════════
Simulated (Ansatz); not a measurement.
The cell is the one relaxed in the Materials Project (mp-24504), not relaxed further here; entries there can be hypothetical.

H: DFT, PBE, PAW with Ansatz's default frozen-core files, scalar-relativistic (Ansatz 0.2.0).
════════

**REQUIRED ACTION**
An accurate, complete transcription of the records above is needed.

**RESULT**
Simulated (Ansatz); not a measurement.
The cell is the one relaxed in the Materials Project (mp-24504), not relaxed further here; entries there can be hypothetical.

H: DFT, PBE, PAW with Ansatz's default frozen-core files, scalar-relativistic (Ansatz 0.2.0).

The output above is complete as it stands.